= Beginning of Section =

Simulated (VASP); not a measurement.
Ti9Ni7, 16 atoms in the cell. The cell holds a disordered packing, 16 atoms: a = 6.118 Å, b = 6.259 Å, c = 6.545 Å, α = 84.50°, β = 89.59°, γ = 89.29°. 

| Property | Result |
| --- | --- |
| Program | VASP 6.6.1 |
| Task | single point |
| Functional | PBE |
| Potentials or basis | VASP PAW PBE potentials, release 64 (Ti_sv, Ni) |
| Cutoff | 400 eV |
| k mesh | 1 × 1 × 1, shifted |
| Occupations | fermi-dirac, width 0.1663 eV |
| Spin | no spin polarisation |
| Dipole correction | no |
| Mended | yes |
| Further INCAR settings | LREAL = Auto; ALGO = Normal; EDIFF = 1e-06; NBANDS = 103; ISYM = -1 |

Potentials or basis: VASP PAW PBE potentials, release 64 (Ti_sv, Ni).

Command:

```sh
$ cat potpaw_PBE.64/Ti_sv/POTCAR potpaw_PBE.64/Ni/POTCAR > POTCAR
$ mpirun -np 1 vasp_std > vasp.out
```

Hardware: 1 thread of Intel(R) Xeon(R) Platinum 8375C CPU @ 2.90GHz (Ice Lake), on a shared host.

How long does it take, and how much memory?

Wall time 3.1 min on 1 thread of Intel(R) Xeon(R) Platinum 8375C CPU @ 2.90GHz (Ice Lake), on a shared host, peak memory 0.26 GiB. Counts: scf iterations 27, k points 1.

= End of Section =

■ Brief ■
Once you reach the line with "correction | no |" in the data above, copy it and every line after it exactly, up to and including the line with "How long does it take, and how much memory?".

■ Exercise solution ■
| Dipole correction | no |
| Mended | yes |
| Further INCAR settings | LREAL = Auto; ALGO = Normal; EDIFF = 1e-06; NBANDS = 103; ISYM = -1 |

Potentials or basis: VASP PAW PBE potentials, release 64 (Ti_sv, Ni).

Command:

```sh
$ cat potpaw_PBE.64/Ti_sv/POTCAR potpaw_PBE.64/Ni/POTCAR > POTCAR
$ mpirun -np 1 vasp_std > vasp.out
```

Hardware: 1 thread of Intel(R) Xeon(R) Platinum 8375C CPU @ 2.90GHz (Ice Lake), on a shared host.

How long does it take, and how much memory?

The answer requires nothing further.